*Action item*
All of the records must be repeated exactly as they read.

*Supplied records*
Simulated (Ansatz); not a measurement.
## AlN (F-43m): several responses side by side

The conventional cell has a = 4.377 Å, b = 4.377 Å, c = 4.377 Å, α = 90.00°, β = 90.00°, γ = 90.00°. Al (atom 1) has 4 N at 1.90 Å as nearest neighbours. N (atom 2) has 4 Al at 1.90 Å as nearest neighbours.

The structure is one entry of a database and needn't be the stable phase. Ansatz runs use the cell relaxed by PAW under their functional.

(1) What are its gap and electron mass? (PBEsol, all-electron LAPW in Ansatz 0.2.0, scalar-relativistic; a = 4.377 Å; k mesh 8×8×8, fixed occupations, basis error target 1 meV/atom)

*Response area*
Simulated (Ansatz); not a measurement.
## AlN (F-43m): several responses side by side

The conventional cell has a = 4.377 Å, b = 4.377 Å, c = 4.377 Å, α = 90.00°, β = 90.00°, γ = 90.00°. Al (atom 1) has 4 N at 1.90 Å as nearest neighbours. N (atom 2) has 4 Al at 1.90 Å as nearest neighbours.

The structure is one entry of a database and needn't be the stable phase. Ansatz runs use the cell relaxed by PAW under their functional.

(1) What are its gap and electron mass? (PBEsol, all-electron LAPW in Ansatz 0.2.0, scalar-relativistic; a = 4.377 Å; k mesh 8×8×8, fixed occupations, basis error target 1 meV/atom)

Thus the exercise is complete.